Work instruction - From the data below, repeat exactly the lines from the line with "Level of theory: DFT" to the line with "0.8485 | 0.7500 |", both included.

>>>

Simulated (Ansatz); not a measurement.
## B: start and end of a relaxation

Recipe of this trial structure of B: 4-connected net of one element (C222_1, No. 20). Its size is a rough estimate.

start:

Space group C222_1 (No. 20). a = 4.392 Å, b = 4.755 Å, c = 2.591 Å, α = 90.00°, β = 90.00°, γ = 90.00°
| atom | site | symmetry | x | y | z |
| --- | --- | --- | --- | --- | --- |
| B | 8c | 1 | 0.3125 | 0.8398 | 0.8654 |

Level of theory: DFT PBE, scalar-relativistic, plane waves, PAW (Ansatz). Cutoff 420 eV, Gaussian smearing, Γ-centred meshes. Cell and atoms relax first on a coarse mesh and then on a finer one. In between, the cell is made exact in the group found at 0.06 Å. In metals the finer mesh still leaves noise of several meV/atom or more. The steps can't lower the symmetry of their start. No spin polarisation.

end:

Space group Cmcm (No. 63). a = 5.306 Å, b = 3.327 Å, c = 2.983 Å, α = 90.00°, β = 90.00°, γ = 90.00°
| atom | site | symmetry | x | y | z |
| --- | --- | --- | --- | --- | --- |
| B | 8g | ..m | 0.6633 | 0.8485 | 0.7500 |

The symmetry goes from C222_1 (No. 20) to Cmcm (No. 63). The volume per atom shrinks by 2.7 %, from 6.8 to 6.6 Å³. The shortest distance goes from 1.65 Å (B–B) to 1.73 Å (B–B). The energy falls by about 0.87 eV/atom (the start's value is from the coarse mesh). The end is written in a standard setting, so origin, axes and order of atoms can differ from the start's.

<<<

Answer space -
Level of theory: DFT PBE, scalar-relativistic, plane waves, PAW (Ansatz). Cutoff 420 eV, Gaussian smearing, Γ-centred meshes. Cell and atoms relax first on a coarse mesh and then on a finer one. In between, the cell is made exact in the group found at 0.06 Å. In metals the finer mesh still leaves noise of several meV/atom or more. The steps can't lower the symmetry of their start. No spin polarisation.

end:

Space group Cmcm (No. 63). a = 5.306 Å, b = 3.327 Å, c = 2.983 Å, α = 90.00°, β = 90.00°, γ = 90.00°
| atom | site | symmetry | x | y | z |
| --- | --- | --- | --- | --- | --- |
| B | 8g | ..m | 0.6633 | 0.8485 | 0.7500 |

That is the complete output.